- ASSIGNED TASK
Print exactly those lines that run from the beginning of the data to the line bearing "optimisation, gas phase?", inclusive.

- DATA RECORDS
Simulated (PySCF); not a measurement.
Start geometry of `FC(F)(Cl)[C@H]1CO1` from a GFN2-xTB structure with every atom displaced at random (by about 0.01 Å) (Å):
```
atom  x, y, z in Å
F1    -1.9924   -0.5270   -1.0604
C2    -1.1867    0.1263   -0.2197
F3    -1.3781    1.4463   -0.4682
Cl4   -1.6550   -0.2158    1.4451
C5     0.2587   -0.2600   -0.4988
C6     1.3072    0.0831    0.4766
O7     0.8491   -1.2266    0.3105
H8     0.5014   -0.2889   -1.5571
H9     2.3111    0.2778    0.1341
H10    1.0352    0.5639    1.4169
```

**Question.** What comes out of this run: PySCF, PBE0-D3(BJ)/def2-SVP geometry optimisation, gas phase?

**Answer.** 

- YOUR RESPONSE
Simulated (PySCF); not a measurement.
Start geometry of `FC(F)(Cl)[C@H]1CO1` from a GFN2-xTB structure with every atom displaced at random (by about 0.01 Å) (Å):
```
atom  x, y, z in Å
F1    -1.9924   -0.5270   -1.0604
C2    -1.1867    0.1263   -0.2197
F3    -1.3781    1.4463   -0.4682
Cl4   -1.6550   -0.2158    1.4451
C5     0.2587   -0.2600   -0.4988
C6     1.3072    0.0831    0.4766
O7     0.8491   -1.2266    0.3105
H8     0.5014   -0.2889   -1.5571
H9     2.3111    0.2778    0.1341
H10    1.0352    0.5639    1.4169
```

**Question.** What comes out of this run: PySCF, PBE0-D3(BJ)/def2-SVP geometry optimisation, gas phase?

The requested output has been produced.